- _Assignment_
Repeat each record word for word. Leave nothing out.

- _Listed entries_

━━━━━━━━━━━━━━━━━━━━

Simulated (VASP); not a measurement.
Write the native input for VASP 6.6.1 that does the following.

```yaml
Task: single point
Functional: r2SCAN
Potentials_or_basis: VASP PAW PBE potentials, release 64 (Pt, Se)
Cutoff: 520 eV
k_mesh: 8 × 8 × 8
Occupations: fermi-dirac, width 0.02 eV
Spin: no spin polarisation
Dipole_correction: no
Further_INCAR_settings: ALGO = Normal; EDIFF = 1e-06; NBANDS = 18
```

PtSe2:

━━━━━━━━━━━━━━━━━━━━

- _Exercise response_
Simulated (VASP); not a measurement.
Write the native input for VASP 6.6.1 that does the following.

```yaml
Task: single point
Functional: r2SCAN
Potentials_or_basis: VASP PAW PBE potentials, release 64 (Pt, Se)
Cutoff: 520 eV
k_mesh: 8 × 8 × 8
Occupations: fermi-dirac, width 0.02 eV
Spin: no spin polarisation
Dipole_correction: no
Further_INCAR_settings: ALGO = Normal; EDIFF = 1e-06; NBANDS = 18
```

PtSe2:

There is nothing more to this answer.